** Data excerpts **
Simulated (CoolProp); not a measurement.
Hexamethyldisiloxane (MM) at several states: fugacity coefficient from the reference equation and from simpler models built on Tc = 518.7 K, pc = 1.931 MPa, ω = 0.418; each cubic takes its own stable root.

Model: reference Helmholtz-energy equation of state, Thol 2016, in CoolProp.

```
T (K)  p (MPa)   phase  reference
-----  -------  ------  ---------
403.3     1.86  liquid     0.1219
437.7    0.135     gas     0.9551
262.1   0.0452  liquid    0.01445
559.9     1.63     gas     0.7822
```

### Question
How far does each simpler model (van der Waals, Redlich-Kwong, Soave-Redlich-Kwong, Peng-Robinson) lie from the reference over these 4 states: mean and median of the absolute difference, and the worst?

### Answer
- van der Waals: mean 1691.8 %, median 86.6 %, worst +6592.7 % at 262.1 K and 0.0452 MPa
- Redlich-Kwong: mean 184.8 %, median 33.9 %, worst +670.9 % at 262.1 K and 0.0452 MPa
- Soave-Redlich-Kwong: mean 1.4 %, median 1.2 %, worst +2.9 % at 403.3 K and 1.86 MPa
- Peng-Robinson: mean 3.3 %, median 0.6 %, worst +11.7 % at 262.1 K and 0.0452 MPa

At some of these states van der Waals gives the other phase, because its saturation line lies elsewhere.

** Work item **
In the data above, which lines lie between the line with "- Redlich-Kwong: mean" and the line with "- Peng-Robinson: mean", inclusive? Print those lines exactly and nothing else.

** Written answer **
- Redlich-Kwong: mean 184.8 %, median 33.9 %, worst +670.9 % at 262.1 K and 0.0452 MPa
- Soave-Redlich-Kwong: mean 1.4 %, median 1.2 %, worst +2.9 % at 403.3 K and 1.86 MPa
- Peng-Robinson: mean 3.3 %, median 0.6 %, worst +11.7 % at 262.1 K and 0.0452 MPa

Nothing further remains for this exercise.